Exercise
Below are some entries. Repeat exactly the lines from the one with "width 0.05 eV |" through the one with "PBEsol binds more", and only those.

** Information supplied follows **
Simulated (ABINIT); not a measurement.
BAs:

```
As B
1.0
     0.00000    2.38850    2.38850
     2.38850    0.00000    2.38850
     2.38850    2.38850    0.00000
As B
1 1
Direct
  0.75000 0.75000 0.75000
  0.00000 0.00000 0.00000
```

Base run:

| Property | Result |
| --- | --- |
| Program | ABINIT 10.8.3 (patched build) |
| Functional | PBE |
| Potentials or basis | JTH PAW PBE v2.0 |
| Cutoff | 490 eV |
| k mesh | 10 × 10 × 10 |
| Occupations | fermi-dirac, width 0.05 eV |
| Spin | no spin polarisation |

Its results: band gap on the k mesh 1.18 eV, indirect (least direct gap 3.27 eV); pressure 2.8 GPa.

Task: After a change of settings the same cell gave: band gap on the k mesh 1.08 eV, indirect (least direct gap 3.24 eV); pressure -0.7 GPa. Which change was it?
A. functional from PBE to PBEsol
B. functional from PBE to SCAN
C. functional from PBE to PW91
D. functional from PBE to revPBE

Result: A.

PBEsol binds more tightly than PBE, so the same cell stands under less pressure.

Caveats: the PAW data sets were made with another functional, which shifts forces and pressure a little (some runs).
** End of Information supplied **

Worked solution
| Occupations | fermi-dirac, width 0.05 eV |
| Spin | no spin polarisation |

Its results: band gap on the k mesh 1.18 eV, indirect (least direct gap 3.27 eV); pressure 2.8 GPa.

Task: After a change of settings the same cell gave: band gap on the k mesh 1.08 eV, indirect (least direct gap 3.24 eV); pressure -0.7 GPa. Which change was it?
A. functional from PBE to PBEsol
B. functional from PBE to SCAN
C. functional from PBE to PW91
D. functional from PBE to revPBE

Result: A.

PBEsol binds more tightly than PBE, so the same cell stands under less pressure.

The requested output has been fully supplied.